- Required action: From the top of the records below, return each line exactly, ending with the line that contains "Result: (a) 12.1; (b) 6.82.".

*** Block opens ***

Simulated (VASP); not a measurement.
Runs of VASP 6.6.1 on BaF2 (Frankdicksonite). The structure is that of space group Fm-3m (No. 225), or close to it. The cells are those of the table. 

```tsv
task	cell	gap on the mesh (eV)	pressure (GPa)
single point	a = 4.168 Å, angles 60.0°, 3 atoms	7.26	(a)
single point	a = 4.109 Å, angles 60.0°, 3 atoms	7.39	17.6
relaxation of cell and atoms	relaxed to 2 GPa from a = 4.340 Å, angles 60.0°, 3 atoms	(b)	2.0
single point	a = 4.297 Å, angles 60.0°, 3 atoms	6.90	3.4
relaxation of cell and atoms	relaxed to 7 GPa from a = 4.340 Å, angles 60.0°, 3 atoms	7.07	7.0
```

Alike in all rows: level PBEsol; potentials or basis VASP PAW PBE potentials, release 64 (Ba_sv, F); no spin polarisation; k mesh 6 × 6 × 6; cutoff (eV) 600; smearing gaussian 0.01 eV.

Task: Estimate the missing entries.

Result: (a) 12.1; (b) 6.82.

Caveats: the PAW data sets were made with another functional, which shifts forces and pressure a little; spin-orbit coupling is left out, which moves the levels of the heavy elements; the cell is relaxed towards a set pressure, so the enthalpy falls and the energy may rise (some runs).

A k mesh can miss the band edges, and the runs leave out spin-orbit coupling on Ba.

*** Block closes ***

- Written solution:
Simulated (VASP); not a measurement.
Runs of VASP 6.6.1 on BaF2 (Frankdicksonite). The structure is that of space group Fm-3m (No. 225), or close to it. The cells are those of the table. 

```tsv
task	cell	gap on the mesh (eV)	pressure (GPa)
single point	a = 4.168 Å, angles 60.0°, 3 atoms	7.26	(a)
single point	a = 4.109 Å, angles 60.0°, 3 atoms	7.39	17.6
relaxation of cell and atoms	relaxed to 2 GPa from a = 4.340 Å, angles 60.0°, 3 atoms	(b)	2.0
single point	a = 4.297 Å, angles 60.0°, 3 atoms	6.90	3.4
relaxation of cell and atoms	relaxed to 7 GPa from a = 4.340 Å, angles 60.0°, 3 atoms	7.07	7.0
```

Alike in all rows: level PBEsol; potentials or basis VASP PAW PBE potentials, release 64 (Ba_sv, F); no spin polarisation; k mesh 6 × 6 × 6; cutoff (eV) 600; smearing gaussian 0.01 eV.

Task: Estimate the missing entries.

Result: (a) 12.1; (b) 6.82.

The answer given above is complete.